• WORK INSTRUCTION
Below are some records; return each one exactly as written.

========================================================================

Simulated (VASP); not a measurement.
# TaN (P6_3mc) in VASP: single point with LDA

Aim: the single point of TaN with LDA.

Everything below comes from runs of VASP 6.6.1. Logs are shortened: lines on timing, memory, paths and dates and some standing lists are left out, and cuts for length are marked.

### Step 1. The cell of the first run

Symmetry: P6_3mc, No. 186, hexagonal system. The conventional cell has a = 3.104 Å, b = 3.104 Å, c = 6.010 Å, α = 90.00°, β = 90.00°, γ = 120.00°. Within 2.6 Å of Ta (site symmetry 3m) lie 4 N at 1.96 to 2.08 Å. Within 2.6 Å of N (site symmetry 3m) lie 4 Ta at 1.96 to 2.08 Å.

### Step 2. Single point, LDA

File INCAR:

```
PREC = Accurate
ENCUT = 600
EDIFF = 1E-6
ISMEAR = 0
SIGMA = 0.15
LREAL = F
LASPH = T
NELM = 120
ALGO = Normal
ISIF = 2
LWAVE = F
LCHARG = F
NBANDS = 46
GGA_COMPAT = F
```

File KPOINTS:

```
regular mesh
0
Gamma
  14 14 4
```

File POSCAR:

========================================================================

• ANSWER BOX
Simulated (VASP); not a measurement.
# TaN (P6_3mc) in VASP: single point with LDA

Aim: the single point of TaN with LDA.

Everything below comes from runs of VASP 6.6.1. Logs are shortened: lines on timing, memory, paths and dates and some standing lists are left out, and cuts for length are marked.

### Step 1. The cell of the first run

Symmetry: P6_3mc, No. 186, hexagonal system. The conventional cell has a = 3.104 Å, b = 3.104 Å, c = 6.010 Å, α = 90.00°, β = 90.00°, γ = 120.00°. Within 2.6 Å of Ta (site symmetry 3m) lie 4 N at 1.96 to 2.08 Å. Within 2.6 Å of N (site symmetry 3m) lie 4 Ta at 1.96 to 2.08 Å.

### Step 2. Single point, LDA

File INCAR:

```
PREC = Accurate
ENCUT = 600
EDIFF = 1E-6
ISMEAR = 0
SIGMA = 0.15
LREAL = F
LASPH = T
NELM = 120
ALGO = Normal
ISIF = 2
LWAVE = F
LCHARG = F
NBANDS = 46
GGA_COMPAT = F
```

File KPOINTS:

```
regular mesh
0
Gamma
  14 14 4
```

File POSCAR:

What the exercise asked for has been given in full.